--- START ---

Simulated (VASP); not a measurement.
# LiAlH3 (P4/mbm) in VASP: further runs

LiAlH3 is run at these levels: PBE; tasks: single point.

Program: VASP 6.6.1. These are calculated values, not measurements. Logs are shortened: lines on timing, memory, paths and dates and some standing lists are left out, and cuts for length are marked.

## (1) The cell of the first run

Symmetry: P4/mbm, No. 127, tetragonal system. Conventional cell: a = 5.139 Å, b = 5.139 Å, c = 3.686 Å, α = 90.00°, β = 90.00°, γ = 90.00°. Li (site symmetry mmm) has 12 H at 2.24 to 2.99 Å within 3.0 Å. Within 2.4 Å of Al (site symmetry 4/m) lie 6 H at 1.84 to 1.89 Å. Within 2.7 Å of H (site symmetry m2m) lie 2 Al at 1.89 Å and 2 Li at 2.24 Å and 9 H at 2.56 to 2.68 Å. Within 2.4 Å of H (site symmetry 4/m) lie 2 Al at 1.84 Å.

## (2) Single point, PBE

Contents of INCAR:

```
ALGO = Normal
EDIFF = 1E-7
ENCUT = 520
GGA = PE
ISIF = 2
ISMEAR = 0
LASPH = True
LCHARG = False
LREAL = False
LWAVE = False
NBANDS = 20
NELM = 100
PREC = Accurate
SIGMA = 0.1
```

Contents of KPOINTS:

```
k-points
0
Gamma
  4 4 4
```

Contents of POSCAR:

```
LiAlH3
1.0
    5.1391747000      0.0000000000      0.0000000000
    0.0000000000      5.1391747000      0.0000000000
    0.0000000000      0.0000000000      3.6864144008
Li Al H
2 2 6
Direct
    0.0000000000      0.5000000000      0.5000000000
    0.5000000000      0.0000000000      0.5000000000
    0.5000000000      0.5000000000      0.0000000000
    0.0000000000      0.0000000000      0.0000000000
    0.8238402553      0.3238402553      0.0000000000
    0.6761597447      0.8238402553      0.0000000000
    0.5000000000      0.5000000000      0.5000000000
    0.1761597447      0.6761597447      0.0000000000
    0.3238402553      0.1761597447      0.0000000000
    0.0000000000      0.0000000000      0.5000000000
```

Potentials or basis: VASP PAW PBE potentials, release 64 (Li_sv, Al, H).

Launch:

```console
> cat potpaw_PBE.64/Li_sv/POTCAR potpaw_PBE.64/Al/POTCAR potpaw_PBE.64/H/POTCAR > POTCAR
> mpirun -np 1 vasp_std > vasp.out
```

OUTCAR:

--- END ---

- **Work task**:
Print exactly, and only, the lines beginning at the top of the listing and ending at the line with "## (1) The cell of the first run".

- **Task result**:
Simulated (VASP); not a measurement.
# LiAlH3 (P4/mbm) in VASP: further runs

LiAlH3 is run at these levels: PBE; tasks: single point.

Program: VASP 6.6.1. These are calculated values, not measurements. Logs are shortened: lines on timing, memory, paths and dates and some standing lists are left out, and cuts for length are marked.

## (1) The cell of the first run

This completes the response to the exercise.